> _WORK ORDER_:
Write out each line below exactly as it appears.

[EXTRACTED DATA Boundary: Start]

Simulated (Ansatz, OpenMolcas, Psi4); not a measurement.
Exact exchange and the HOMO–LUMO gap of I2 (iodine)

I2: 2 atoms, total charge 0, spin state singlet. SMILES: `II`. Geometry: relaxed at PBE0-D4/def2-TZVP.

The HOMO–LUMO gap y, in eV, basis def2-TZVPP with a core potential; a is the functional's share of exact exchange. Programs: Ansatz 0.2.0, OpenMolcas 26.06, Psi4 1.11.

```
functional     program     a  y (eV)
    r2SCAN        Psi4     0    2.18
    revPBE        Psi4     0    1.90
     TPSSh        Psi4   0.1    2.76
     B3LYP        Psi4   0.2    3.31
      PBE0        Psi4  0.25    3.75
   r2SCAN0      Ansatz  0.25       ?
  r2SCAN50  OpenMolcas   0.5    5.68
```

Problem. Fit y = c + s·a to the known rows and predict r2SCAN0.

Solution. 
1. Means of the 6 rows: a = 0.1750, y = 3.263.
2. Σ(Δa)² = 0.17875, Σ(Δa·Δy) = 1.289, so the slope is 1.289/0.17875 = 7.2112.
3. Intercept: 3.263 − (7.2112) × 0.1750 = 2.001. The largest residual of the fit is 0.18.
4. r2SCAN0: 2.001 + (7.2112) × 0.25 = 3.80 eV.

[EXTRACTED DATA Boundary: End]

> _ANSWER AREA_:
Simulated (Ansatz, OpenMolcas, Psi4); not a measurement.
Exact exchange and the HOMO–LUMO gap of I2 (iodine)

I2: 2 atoms, total charge 0, spin state singlet. SMILES: `II`. Geometry: relaxed at PBE0-D4/def2-TZVP.

The HOMO–LUMO gap y, in eV, basis def2-TZVPP with a core potential; a is the functional's share of exact exchange. Programs: Ansatz 0.2.0, OpenMolcas 26.06, Psi4 1.11.

```
functional     program     a  y (eV)
    r2SCAN        Psi4     0    2.18
    revPBE        Psi4     0    1.90
     TPSSh        Psi4   0.1    2.76
     B3LYP        Psi4   0.2    3.31
      PBE0        Psi4  0.25    3.75
   r2SCAN0      Ansatz  0.25       ?
  r2SCAN50  OpenMolcas   0.5    5.68
```

Problem. Fit y = c + s·a to the known rows and predict r2SCAN0.

Solution. 
1. Means of the 6 rows: a = 0.1750, y = 3.263.
2. Σ(Δa)² = 0.17875, Σ(Δa·Δy) = 1.289, so the slope is 1.289/0.17875 = 7.2112.
3. Intercept: 3.263 − (7.2112) × 0.1750 = 2.001. The largest residual of the fit is 0.18.
4. r2SCAN0: 2.001 + (7.2112) × 0.25 = 3.80 eV.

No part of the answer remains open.